:: Exercise ::
The whole listing should be written out again exactly.

▬▬▬

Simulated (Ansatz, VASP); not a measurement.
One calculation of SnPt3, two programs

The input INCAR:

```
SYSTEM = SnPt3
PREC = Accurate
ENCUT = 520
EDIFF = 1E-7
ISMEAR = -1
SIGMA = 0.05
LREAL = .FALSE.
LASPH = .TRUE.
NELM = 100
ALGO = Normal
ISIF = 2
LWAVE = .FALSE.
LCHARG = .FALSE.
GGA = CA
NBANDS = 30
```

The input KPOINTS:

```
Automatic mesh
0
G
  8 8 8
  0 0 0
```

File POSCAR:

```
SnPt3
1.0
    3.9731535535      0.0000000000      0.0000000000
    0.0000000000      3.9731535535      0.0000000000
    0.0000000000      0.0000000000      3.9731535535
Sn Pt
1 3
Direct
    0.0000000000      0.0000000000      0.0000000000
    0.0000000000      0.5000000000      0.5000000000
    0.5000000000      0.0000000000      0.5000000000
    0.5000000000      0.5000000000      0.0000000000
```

▬▬▬

:: Response box ::
Simulated (Ansatz, VASP); not a measurement.
One calculation of SnPt3, two programs

The input INCAR:

```
SYSTEM = SnPt3
PREC = Accurate
ENCUT = 520
EDIFF = 1E-7
ISMEAR = -1
SIGMA = 0.05
LREAL = .FALSE.
LASPH = .TRUE.
NELM = 100
ALGO = Normal
ISIF = 2
LWAVE = .FALSE.
LCHARG = .FALSE.
GGA = CA
NBANDS = 30
```

The input KPOINTS:

```
Automatic mesh
0
G
  8 8 8
  0 0 0
```

File POSCAR:

```
SnPt3
1.0
    3.9731535535      0.0000000000      0.0000000000
    0.0000000000      3.9731535535      0.0000000000
    0.0000000000      0.0000000000      3.9731535535
Sn Pt
1 3
Direct
    0.0000000000      0.0000000000      0.0000000000
    0.0000000000      0.5000000000      0.5000000000
    0.5000000000      0.0000000000      0.5000000000
    0.5000000000      0.5000000000      0.0000000000
```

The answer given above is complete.